-- Opening Marker --
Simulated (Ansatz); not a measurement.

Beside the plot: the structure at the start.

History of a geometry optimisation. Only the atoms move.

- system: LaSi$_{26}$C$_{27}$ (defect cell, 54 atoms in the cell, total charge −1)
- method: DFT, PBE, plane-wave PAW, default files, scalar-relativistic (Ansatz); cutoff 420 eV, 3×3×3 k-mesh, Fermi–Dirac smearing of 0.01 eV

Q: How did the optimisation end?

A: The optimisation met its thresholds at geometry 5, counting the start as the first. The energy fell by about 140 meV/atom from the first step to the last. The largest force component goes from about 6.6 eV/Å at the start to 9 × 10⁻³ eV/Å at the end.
-- Closing Marker --

• _Work order_:
Could you return exactly the stretch of the data above that starts at the line with "- method: DFT, PBE, plane-wave" and ends at the line with "Q: How did the optimisation end?", both lines included?

• _Expected answer_:
- method: DFT, PBE, plane-wave PAW, default files, scalar-relativistic (Ansatz); cutoff 420 eV, 3×3×3 k-mesh, Fermi–Dirac smearing of 0.01 eV

Q: How did the optimisation end?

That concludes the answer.